BEGIN EXERCISE DATA

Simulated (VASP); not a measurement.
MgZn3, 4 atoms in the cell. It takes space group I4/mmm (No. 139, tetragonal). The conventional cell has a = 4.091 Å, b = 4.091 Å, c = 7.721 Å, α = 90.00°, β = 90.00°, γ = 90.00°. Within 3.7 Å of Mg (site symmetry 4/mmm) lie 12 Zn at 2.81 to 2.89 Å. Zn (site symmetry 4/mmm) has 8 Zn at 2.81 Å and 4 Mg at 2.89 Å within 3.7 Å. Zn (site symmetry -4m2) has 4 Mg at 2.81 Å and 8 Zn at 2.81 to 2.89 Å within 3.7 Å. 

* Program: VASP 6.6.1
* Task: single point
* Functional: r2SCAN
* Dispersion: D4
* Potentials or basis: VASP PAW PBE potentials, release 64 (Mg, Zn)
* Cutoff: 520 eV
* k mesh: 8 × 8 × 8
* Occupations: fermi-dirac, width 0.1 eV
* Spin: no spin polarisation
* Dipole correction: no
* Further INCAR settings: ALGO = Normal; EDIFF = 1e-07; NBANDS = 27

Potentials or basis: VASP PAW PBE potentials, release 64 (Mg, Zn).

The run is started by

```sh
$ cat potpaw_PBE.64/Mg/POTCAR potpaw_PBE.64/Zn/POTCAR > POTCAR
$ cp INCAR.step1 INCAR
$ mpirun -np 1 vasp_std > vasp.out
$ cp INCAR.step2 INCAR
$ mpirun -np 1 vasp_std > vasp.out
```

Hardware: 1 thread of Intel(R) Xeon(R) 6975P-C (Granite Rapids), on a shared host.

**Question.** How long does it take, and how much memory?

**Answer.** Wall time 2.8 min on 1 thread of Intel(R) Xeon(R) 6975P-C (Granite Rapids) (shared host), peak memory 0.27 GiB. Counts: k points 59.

END EXERCISE DATA

_REQUIRED ACTION_
All that should appear in the response is the run of lines from the first line of the entries through the line containing "how much memory?", copied exactly.

_WRITTEN SOLUTION_
Simulated (VASP); not a measurement.
MgZn3, 4 atoms in the cell. It takes space group I4/mmm (No. 139, tetragonal). The conventional cell has a = 4.091 Å, b = 4.091 Å, c = 7.721 Å, α = 90.00°, β = 90.00°, γ = 90.00°. Within 3.7 Å of Mg (site symmetry 4/mmm) lie 12 Zn at 2.81 to 2.89 Å. Zn (site symmetry 4/mmm) has 8 Zn at 2.81 Å and 4 Mg at 2.89 Å within 3.7 Å. Zn (site symmetry -4m2) has 4 Mg at 2.81 Å and 8 Zn at 2.81 to 2.89 Å within 3.7 Å. 

* Program: VASP 6.6.1
* Task: single point
* Functional: r2SCAN
* Dispersion: D4
* Potentials or basis: VASP PAW PBE potentials, release 64 (Mg, Zn)
* Cutoff: 520 eV
* k mesh: 8 × 8 × 8
* Occupations: fermi-dirac, width 0.1 eV
* Spin: no spin polarisation
* Dipole correction: no
* Further INCAR settings: ALGO = Normal; EDIFF = 1e-07; NBANDS = 27

Potentials or basis: VASP PAW PBE potentials, release 64 (Mg, Zn).

The run is started by

```sh
$ cat potpaw_PBE.64/Mg/POTCAR potpaw_PBE.64/Zn/POTCAR > POTCAR
$ cp INCAR.step1 INCAR
$ mpirun -np 1 vasp_std > vasp.out
$ cp INCAR.step2 INCAR
$ mpirun -np 1 vasp_std > vasp.out
```

Hardware: 1 thread of Intel(R) Xeon(R) 6975P-C (Granite Rapids), on a shared host.

**Question.** How long does it take, and how much memory?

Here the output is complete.